__Work request__
In full and unaltered, output the records below.

● ● ●

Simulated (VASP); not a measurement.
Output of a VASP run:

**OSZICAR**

● ● ●

__Problem solution__
Simulated (VASP); not a measurement.
Output of a VASP run:

**OSZICAR**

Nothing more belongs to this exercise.